***
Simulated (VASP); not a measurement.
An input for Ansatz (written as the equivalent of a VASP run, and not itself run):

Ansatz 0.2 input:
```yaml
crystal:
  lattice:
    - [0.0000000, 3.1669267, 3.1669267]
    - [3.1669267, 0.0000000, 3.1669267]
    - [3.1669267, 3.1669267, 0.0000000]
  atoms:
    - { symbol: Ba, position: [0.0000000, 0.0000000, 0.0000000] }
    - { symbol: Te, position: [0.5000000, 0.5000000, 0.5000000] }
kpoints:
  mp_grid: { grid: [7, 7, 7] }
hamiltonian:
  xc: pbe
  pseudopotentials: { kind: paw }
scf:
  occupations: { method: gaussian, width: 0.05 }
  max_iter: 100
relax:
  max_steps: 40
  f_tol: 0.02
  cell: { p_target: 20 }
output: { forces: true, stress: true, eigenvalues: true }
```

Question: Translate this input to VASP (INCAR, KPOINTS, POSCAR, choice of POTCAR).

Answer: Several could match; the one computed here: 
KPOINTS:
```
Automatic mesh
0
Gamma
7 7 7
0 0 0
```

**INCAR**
***

The whole listing above is to be restated word for word.

[WRITTEN ANSWER]
Simulated (VASP); not a measurement.
An input for Ansatz (written as the equivalent of a VASP run, and not itself run):

Ansatz 0.2 input:
```yaml
crystal:
  lattice:
    - [0.0000000, 3.1669267, 3.1669267]
    - [3.1669267, 0.0000000, 3.1669267]
    - [3.1669267, 3.1669267, 0.0000000]
  atoms:
    - { symbol: Ba, position: [0.0000000, 0.0000000, 0.0000000] }
    - { symbol: Te, position: [0.5000000, 0.5000000, 0.5000000] }
kpoints:
  mp_grid: { grid: [7, 7, 7] }
hamiltonian:
  xc: pbe
  pseudopotentials: { kind: paw }
scf:
  occupations: { method: gaussian, width: 0.05 }
  max_iter: 100
relax:
  max_steps: 40
  f_tol: 0.02
  cell: { p_target: 20 }
output: { forces: true, stress: true, eigenvalues: true }
```

Question: Translate this input to VASP (INCAR, KPOINTS, POSCAR, choice of POTCAR).

Answer: Several could match; the one computed here: 
KPOINTS:
```
Automatic mesh
0
Gamma
7 7 7
0 0 0
```

**INCAR**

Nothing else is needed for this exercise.